- Dataset records:
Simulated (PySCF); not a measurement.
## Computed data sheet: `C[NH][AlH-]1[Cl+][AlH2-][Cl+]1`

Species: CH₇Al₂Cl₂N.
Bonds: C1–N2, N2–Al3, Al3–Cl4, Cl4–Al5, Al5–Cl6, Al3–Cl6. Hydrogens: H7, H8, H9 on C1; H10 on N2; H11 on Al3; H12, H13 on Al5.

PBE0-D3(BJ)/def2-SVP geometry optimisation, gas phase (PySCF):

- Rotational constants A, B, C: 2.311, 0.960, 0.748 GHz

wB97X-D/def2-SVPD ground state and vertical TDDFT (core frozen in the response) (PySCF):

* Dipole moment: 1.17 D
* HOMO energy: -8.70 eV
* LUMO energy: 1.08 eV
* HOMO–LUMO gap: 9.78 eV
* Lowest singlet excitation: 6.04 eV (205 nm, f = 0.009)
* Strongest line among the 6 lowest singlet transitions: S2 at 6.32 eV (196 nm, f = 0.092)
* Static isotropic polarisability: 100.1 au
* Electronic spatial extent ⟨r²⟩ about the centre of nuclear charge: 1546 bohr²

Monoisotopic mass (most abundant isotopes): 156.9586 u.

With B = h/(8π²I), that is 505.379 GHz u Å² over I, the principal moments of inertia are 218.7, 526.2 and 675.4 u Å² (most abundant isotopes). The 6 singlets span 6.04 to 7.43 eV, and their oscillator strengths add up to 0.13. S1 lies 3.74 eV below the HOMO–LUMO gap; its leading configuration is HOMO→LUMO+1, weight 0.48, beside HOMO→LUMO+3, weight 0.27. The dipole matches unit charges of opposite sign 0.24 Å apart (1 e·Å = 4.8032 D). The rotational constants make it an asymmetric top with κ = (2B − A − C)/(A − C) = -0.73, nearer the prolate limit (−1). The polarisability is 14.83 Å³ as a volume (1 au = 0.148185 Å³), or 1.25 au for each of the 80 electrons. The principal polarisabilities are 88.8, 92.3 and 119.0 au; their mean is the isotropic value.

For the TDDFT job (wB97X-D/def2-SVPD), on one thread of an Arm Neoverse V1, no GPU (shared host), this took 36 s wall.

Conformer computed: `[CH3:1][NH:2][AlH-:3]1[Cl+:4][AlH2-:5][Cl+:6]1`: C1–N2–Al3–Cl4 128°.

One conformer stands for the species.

- Requirement:
Look back at the entries above and repeat, unchanged, every line from the line holding "nm, f = 0.092)" through the line holding "Monoisotopic mass (most".

- Your response:
* Strongest line among the 6 lowest singlet transitions: S2 at 6.32 eV (196 nm, f = 0.092)
* Static isotropic polarisability: 100.1 au
* Electronic spatial extent ⟨r²⟩ about the centre of nuclear charge: 1546 bohr²

Monoisotopic mass (most abundant isotopes): 156.9586 u.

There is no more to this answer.